> _Brief_
Print the listing again exactly, leaving nothing out.

Provided information section start

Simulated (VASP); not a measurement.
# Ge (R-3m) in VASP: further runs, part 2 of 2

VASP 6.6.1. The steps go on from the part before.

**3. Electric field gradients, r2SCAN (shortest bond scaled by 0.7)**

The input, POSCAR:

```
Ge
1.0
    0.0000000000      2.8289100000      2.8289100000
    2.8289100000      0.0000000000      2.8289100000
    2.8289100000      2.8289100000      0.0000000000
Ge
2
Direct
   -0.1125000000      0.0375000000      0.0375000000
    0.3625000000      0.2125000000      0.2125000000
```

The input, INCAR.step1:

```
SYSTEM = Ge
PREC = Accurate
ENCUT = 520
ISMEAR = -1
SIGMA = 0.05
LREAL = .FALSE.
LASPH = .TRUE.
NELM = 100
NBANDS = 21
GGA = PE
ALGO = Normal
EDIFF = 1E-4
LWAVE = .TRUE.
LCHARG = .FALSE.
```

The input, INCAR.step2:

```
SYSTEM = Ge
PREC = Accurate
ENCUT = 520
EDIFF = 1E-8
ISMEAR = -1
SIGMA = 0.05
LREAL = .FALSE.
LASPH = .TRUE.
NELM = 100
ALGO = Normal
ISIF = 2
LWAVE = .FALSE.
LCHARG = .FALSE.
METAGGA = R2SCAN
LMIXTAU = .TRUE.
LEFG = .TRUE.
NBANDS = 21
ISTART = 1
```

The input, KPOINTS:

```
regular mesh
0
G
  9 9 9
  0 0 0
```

Provided information section end

> _Written reply_
Simulated (VASP); not a measurement.
# Ge (R-3m) in VASP: further runs, part 2 of 2

VASP 6.6.1. The steps go on from the part before.

**3. Electric field gradients, r2SCAN (shortest bond scaled by 0.7)**

The input, POSCAR:

```
Ge
1.0
    0.0000000000      2.8289100000      2.8289100000
    2.8289100000      0.0000000000      2.8289100000
    2.8289100000      2.8289100000      0.0000000000
Ge
2
Direct
   -0.1125000000      0.0375000000      0.0375000000
    0.3625000000      0.2125000000      0.2125000000
```

The input, INCAR.step1:

```
SYSTEM = Ge
PREC = Accurate
ENCUT = 520
ISMEAR = -1
SIGMA = 0.05
LREAL = .FALSE.
LASPH = .TRUE.
NELM = 100
NBANDS = 21
GGA = PE
ALGO = Normal
EDIFF = 1E-4
LWAVE = .TRUE.
LCHARG = .FALSE.
```

The input, INCAR.step2:

```
SYSTEM = Ge
PREC = Accurate
ENCUT = 520
EDIFF = 1E-8
ISMEAR = -1
SIGMA = 0.05
LREAL = .FALSE.
LASPH = .TRUE.
NELM = 100
ALGO = Normal
ISIF = 2
LWAVE = .FALSE.
LCHARG = .FALSE.
METAGGA = R2SCAN
LMIXTAU = .TRUE.
LEFG = .TRUE.
NBANDS = 21
ISTART = 1
```

The input, KPOINTS:

```
regular mesh
0
G
  9 9 9
  0 0 0
```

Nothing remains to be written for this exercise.